### Material supplied
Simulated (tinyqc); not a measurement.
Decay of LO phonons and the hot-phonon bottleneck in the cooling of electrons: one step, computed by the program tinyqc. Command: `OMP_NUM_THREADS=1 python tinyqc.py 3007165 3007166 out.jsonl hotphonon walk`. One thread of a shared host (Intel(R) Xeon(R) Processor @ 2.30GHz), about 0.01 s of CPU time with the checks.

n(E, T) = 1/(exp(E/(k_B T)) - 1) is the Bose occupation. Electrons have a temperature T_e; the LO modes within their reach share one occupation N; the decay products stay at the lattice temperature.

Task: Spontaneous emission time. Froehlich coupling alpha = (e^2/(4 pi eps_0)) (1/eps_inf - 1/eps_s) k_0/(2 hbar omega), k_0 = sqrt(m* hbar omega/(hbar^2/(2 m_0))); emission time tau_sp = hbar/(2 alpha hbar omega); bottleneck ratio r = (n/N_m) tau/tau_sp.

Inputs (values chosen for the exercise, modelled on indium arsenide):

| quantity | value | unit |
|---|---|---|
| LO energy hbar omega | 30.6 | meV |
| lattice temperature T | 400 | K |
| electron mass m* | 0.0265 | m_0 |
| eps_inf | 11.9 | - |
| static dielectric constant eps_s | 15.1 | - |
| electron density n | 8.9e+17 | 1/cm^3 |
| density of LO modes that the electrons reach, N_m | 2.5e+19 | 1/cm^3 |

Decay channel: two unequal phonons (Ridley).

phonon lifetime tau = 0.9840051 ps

### Assigned task
Each entry in the data must be copied exactly.

### Your solution
Simulated (tinyqc); not a measurement.
Decay of LO phonons and the hot-phonon bottleneck in the cooling of electrons: one step, computed by the program tinyqc. Command: `OMP_NUM_THREADS=1 python tinyqc.py 3007165 3007166 out.jsonl hotphonon walk`. One thread of a shared host (Intel(R) Xeon(R) Processor @ 2.30GHz), about 0.01 s of CPU time with the checks.

n(E, T) = 1/(exp(E/(k_B T)) - 1) is the Bose occupation. Electrons have a temperature T_e; the LO modes within their reach share one occupation N; the decay products stay at the lattice temperature.

Task: Spontaneous emission time. Froehlich coupling alpha = (e^2/(4 pi eps_0)) (1/eps_inf - 1/eps_s) k_0/(2 hbar omega), k_0 = sqrt(m* hbar omega/(hbar^2/(2 m_0))); emission time tau_sp = hbar/(2 alpha hbar omega); bottleneck ratio r = (n/N_m) tau/tau_sp.

Inputs (values chosen for the exercise, modelled on indium arsenide):

| quantity | value | unit |
|---|---|---|
| LO energy hbar omega | 30.6 | meV |
| lattice temperature T | 400 | K |
| electron mass m* | 0.0265 | m_0 |
| eps_inf | 11.9 | - |
| static dielectric constant eps_s | 15.1 | - |
| electron density n | 8.9e+17 | 1/cm^3 |
| density of LO modes that the electrons reach, N_m | 2.5e+19 | 1/cm^3 |

Decay channel: two unequal phonons (Ridley).

phonon lifetime tau = 0.9840051 ps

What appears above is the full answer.